Work instruction:
Please repeat the lines below, exactly and only, from the one that holds "A. biaxial strain" through the one that holds "Solution. C, biaxial".

Supplied material:
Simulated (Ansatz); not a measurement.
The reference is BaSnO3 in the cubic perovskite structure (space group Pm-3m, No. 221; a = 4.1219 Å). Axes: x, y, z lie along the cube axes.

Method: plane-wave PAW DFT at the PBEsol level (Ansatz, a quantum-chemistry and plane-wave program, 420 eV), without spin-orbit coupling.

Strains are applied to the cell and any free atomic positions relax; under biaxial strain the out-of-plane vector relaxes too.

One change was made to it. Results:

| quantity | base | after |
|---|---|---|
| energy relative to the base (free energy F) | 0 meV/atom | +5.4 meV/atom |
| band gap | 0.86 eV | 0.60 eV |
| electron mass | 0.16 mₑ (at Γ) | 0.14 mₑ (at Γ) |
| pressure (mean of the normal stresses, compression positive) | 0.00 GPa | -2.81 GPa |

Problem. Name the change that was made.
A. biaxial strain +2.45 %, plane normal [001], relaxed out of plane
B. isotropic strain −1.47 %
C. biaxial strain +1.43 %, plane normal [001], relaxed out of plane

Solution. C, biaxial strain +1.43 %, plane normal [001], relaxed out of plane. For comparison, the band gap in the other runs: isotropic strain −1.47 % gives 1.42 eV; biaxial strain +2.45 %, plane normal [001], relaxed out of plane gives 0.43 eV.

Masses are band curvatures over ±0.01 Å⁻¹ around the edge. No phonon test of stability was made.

Result:
A. biaxial strain +2.45 %, plane normal [001], relaxed out of plane
B. isotropic strain −1.47 %
C. biaxial strain +1.43 %, plane normal [001], relaxed out of plane

Solution. C, biaxial strain +1.43 %, plane normal [001], relaxed out of plane. For comparison, the band gap in the other runs: isotropic strain −1.47 % gives 1.42 eV; biaxial strain +2.45 %, plane normal [001], relaxed out of plane gives 0.43 eV.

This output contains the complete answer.